· · · ·

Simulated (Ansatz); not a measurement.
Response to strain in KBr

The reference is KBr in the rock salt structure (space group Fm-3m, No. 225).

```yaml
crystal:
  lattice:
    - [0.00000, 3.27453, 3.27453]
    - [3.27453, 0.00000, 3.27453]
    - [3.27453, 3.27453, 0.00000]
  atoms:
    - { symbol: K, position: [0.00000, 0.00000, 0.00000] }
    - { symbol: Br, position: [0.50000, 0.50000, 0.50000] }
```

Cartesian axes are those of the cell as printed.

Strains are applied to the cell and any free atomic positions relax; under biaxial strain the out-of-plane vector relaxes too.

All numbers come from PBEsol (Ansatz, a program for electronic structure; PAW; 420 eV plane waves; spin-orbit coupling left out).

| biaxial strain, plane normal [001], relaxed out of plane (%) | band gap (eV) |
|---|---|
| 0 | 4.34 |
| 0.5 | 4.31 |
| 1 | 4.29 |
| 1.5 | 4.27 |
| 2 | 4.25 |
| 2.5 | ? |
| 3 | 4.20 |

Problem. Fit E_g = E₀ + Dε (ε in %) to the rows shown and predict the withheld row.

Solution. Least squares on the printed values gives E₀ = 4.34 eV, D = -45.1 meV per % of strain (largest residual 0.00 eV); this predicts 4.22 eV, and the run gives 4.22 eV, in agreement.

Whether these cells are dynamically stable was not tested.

· · · ·

#### [EXERCISE]
Taking the listing above as the source, transcribe only the lines starting at the line with "0.5 | 4.31 |" and going through the line with "Solution. Least squares", unaltered and with both ends included.

#### [YOUR RESPONSE]
| 0.5 | 4.31 |
| 1 | 4.29 |
| 1.5 | 4.27 |
| 2 | 4.25 |
| 2.5 | ? |
| 3 | 4.20 |

Problem. Fit E_g = E₀ + Dε (ε in %) to the rows shown and predict the withheld row.

Solution. Least squares on the printed values gives E₀ = 4.34 eV, D = -45.1 meV per % of strain (largest residual 0.00 eV); this predicts 4.22 eV, and the run gives 4.22 eV, in agreement.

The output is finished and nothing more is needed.